ACTION ITEM: Your job is to set down the stretch of entries that opens with the line containing "Hardware: 1 thread" and closes with the line containing "Estimate the wall time of this run.". Keep both end lines, copy each exactly, and add nothing.

:::::

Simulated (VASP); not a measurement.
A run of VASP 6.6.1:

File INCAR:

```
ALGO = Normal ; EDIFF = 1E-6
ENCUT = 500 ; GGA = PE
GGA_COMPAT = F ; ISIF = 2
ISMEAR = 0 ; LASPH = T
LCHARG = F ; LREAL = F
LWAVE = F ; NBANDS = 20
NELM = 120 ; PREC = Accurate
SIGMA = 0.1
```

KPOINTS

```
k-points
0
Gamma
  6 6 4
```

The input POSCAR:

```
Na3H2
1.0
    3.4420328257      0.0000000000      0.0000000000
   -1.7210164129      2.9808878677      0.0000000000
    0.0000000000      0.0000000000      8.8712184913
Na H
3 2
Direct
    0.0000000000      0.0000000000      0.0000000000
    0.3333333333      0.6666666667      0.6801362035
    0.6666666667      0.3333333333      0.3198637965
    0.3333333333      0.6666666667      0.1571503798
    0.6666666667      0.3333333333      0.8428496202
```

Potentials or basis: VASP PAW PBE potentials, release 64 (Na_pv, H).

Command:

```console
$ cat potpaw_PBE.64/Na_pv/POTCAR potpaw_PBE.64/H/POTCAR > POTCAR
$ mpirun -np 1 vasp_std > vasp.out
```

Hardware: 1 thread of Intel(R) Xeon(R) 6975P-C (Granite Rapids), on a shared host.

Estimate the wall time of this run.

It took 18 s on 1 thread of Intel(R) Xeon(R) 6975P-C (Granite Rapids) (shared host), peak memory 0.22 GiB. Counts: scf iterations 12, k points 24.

:::::

RESPONSE AREA:
Hardware: 1 thread of Intel(R) Xeon(R) 6975P-C (Granite Rapids), on a shared host.

Estimate the wall time of this run.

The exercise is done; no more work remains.